_Listed entries_
Start of Block

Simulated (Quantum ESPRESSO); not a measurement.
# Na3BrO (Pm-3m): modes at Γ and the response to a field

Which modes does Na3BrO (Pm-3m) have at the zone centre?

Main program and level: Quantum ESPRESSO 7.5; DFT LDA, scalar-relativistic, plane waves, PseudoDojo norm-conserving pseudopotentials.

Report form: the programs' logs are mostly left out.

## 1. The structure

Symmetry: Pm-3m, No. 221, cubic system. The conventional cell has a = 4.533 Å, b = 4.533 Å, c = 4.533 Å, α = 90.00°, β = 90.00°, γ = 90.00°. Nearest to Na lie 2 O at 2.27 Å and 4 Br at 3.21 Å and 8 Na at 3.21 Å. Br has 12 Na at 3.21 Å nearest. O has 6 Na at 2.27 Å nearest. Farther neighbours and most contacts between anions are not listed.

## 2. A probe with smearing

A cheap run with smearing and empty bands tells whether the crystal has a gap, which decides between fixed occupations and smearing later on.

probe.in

End of Block

_Work item_
Write the data above out again in full, with every word as given.

_Task result_
Simulated (Quantum ESPRESSO); not a measurement.
# Na3BrO (Pm-3m): modes at Γ and the response to a field

Which modes does Na3BrO (Pm-3m) have at the zone centre?

Main program and level: Quantum ESPRESSO 7.5; DFT LDA, scalar-relativistic, plane waves, PseudoDojo norm-conserving pseudopotentials.

Report form: the programs' logs are mostly left out.

## 1. The structure

Symmetry: Pm-3m, No. 221, cubic system. The conventional cell has a = 4.533 Å, b = 4.533 Å, c = 4.533 Å, α = 90.00°, β = 90.00°, γ = 90.00°. Nearest to Na lie 2 O at 2.27 Å and 4 Br at 3.21 Å and 8 Na at 3.21 Å. Br has 12 Na at 3.21 Å nearest. O has 6 Na at 2.27 Å nearest. Farther neighbours and most contacts between anions are not listed.

## 2. A probe with smearing

A cheap run with smearing and empty bands tells whether the crystal has a gap, which decides between fixed occupations and smearing later on.

probe.in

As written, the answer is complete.